*ASSIGNED TASK*:
Lines after the one containing "no spin polarisation" are to be omitted; print exactly each line from the start of the records up to and including it.

*DATA UNDER STUDY*:
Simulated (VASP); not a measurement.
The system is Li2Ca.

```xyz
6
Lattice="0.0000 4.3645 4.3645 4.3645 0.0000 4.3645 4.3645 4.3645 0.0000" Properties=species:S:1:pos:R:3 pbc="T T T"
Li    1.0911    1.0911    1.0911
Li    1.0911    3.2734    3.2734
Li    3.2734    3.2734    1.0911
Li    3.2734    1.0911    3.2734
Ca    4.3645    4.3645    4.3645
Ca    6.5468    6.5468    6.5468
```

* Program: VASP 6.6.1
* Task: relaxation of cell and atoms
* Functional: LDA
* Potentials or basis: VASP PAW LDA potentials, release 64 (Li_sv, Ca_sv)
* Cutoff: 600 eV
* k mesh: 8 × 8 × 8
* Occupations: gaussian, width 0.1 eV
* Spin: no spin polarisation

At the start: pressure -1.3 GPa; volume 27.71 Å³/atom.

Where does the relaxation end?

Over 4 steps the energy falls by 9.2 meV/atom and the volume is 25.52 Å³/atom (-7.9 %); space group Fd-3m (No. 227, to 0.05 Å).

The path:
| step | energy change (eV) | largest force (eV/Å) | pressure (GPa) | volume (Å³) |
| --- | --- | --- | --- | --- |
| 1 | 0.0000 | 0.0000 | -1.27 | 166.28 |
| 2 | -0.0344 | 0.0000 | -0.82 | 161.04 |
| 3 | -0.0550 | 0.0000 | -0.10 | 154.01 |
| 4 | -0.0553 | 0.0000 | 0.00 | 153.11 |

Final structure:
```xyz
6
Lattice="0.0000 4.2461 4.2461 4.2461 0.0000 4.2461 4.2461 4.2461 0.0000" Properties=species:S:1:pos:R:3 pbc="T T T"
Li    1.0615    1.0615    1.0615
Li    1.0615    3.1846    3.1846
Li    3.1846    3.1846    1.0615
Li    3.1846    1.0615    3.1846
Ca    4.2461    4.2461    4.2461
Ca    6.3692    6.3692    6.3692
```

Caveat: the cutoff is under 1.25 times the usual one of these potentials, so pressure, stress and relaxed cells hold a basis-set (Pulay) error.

*RESPONSE BOX*:
Simulated (VASP); not a measurement.
The system is Li2Ca.

```xyz
6
Lattice="0.0000 4.3645 4.3645 4.3645 0.0000 4.3645 4.3645 4.3645 0.0000" Properties=species:S:1:pos:R:3 pbc="T T T"
Li    1.0911    1.0911    1.0911
Li    1.0911    3.2734    3.2734
Li    3.2734    3.2734    1.0911
Li    3.2734    1.0911    3.2734
Ca    4.3645    4.3645    4.3645
Ca    6.5468    6.5468    6.5468
```

* Program: VASP 6.6.1
* Task: relaxation of cell and atoms
* Functional: LDA
* Potentials or basis: VASP PAW LDA potentials, release 64 (Li_sv, Ca_sv)
* Cutoff: 600 eV
* k mesh: 8 × 8 × 8
* Occupations: gaussian, width 0.1 eV
* Spin: no spin polarisation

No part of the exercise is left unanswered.